_Brief:_ Down to the last line, repeat the entries exactly.

_ _ _ _ _

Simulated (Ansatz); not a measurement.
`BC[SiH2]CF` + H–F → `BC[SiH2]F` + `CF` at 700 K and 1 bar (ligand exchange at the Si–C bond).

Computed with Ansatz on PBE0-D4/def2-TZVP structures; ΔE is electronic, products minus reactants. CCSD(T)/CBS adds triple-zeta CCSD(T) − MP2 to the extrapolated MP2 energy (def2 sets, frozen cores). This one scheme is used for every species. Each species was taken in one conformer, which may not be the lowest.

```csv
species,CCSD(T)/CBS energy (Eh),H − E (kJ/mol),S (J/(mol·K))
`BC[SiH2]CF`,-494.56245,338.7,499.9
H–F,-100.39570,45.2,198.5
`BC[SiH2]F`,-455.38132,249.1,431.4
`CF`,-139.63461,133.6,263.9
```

_ _ _ _ _

_Task solution:_
Simulated (Ansatz); not a measurement.
`BC[SiH2]CF` + H–F → `BC[SiH2]F` + `CF` at 700 K and 1 bar (ligand exchange at the Si–C bond).

Computed with Ansatz on PBE0-D4/def2-TZVP structures; ΔE is electronic, products minus reactants. CCSD(T)/CBS adds triple-zeta CCSD(T) − MP2 to the extrapolated MP2 energy (def2 sets, frozen cores). This one scheme is used for every species. Each species was taken in one conformer, which may not be the lowest.

```csv
species,CCSD(T)/CBS energy (Eh),H − E (kJ/mol),S (J/(mol·K))
`BC[SiH2]CF`,-494.56245,338.7,499.9
H–F,-100.39570,45.2,198.5
`BC[SiH2]F`,-455.38132,249.1,431.4
`CF`,-139.63461,133.6,263.9
```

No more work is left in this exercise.